> _ENTRIES SHOWN_:
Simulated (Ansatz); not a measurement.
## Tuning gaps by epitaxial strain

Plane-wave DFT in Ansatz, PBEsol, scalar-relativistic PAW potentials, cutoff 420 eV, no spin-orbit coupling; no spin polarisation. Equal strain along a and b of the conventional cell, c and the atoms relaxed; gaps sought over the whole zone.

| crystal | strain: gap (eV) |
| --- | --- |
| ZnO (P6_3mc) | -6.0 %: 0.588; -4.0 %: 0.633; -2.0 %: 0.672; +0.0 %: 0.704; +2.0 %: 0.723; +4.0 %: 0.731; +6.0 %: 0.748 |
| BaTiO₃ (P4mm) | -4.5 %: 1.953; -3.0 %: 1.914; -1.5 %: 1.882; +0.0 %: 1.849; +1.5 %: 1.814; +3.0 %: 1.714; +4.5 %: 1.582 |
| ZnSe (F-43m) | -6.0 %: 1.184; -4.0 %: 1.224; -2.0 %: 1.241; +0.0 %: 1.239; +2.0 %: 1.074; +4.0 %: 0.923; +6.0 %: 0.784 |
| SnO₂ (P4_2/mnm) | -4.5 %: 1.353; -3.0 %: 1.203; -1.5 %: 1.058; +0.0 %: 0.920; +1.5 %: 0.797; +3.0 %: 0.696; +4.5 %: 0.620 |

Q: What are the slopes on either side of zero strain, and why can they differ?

> _TASK ITEM_:
Emit an exact copy of the lines spanning the start of the records to the line containing "0.696; +4.5 %: 0.620 |", inclusive, and no other output.

> _TASK RESPONSE_:
Simulated (Ansatz); not a measurement.
## Tuning gaps by epitaxial strain

Plane-wave DFT in Ansatz, PBEsol, scalar-relativistic PAW potentials, cutoff 420 eV, no spin-orbit coupling; no spin polarisation. Equal strain along a and b of the conventional cell, c and the atoms relaxed; gaps sought over the whole zone.

| crystal | strain: gap (eV) |
| --- | --- |
| ZnO (P6_3mc) | -6.0 %: 0.588; -4.0 %: 0.633; -2.0 %: 0.672; +0.0 %: 0.704; +2.0 %: 0.723; +4.0 %: 0.731; +6.0 %: 0.748 |
| BaTiO₃ (P4mm) | -4.5 %: 1.953; -3.0 %: 1.914; -1.5 %: 1.882; +0.0 %: 1.849; +1.5 %: 1.814; +3.0 %: 1.714; +4.5 %: 1.582 |
| ZnSe (F-43m) | -6.0 %: 1.184; -4.0 %: 1.224; -2.0 %: 1.241; +0.0 %: 1.239; +2.0 %: 1.074; +4.0 %: 0.923; +6.0 %: 0.784 |
| SnO₂ (P4_2/mnm) | -4.5 %: 1.353; -3.0 %: 1.203; -1.5 %: 1.058; +0.0 %: 0.920; +1.5 %: 0.797; +3.0 %: 0.696; +4.5 %: 0.620 |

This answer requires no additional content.